◆ **Data extracts**
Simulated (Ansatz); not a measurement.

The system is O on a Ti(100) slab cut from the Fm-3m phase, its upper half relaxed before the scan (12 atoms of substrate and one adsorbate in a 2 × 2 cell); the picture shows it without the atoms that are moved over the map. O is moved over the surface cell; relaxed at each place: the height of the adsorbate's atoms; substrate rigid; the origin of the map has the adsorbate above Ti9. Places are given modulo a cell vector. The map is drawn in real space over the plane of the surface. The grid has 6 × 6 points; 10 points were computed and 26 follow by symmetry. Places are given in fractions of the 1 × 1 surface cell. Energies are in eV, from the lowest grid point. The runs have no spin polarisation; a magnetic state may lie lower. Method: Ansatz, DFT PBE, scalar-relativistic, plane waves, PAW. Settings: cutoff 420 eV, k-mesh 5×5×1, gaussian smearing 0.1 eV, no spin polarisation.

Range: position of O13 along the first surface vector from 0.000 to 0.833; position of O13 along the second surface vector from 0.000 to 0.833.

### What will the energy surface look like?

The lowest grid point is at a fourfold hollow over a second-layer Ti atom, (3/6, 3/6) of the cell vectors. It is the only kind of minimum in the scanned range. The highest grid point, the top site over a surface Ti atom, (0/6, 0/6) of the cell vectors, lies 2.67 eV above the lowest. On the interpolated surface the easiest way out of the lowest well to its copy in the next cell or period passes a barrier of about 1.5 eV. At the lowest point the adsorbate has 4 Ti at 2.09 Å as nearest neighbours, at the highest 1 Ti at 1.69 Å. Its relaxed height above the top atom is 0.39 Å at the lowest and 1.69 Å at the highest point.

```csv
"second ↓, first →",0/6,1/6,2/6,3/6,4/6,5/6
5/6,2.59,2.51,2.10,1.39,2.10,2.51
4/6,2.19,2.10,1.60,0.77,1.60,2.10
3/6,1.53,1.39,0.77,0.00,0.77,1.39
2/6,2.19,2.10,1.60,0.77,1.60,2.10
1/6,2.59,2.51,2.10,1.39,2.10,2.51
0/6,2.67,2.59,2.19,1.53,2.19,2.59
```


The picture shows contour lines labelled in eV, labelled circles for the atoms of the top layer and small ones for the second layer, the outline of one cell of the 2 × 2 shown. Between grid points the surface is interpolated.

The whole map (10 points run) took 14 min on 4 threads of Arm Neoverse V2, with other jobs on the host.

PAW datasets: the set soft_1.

◆ **Activity**
Only the lines from the beginning of the data above through the line containing "### What will the energy surface look like?" should be repeated, exactly as they appear.

◆ **Your response**
Simulated (Ansatz); not a measurement.

The system is O on a Ti(100) slab cut from the Fm-3m phase, its upper half relaxed before the scan (12 atoms of substrate and one adsorbate in a 2 × 2 cell); the picture shows it without the atoms that are moved over the map. O is moved over the surface cell; relaxed at each place: the height of the adsorbate's atoms; substrate rigid; the origin of the map has the adsorbate above Ti9. Places are given modulo a cell vector. The map is drawn in real space over the plane of the surface. The grid has 6 × 6 points; 10 points were computed and 26 follow by symmetry. Places are given in fractions of the 1 × 1 surface cell. Energies are in eV, from the lowest grid point. The runs have no spin polarisation; a magnetic state may lie lower. Method: Ansatz, DFT PBE, scalar-relativistic, plane waves, PAW. Settings: cutoff 420 eV, k-mesh 5×5×1, gaussian smearing 0.1 eV, no spin polarisation.

Range: position of O13 along the first surface vector from 0.000 to 0.833; position of O13 along the second surface vector from 0.000 to 0.833.

### What will the energy surface look like?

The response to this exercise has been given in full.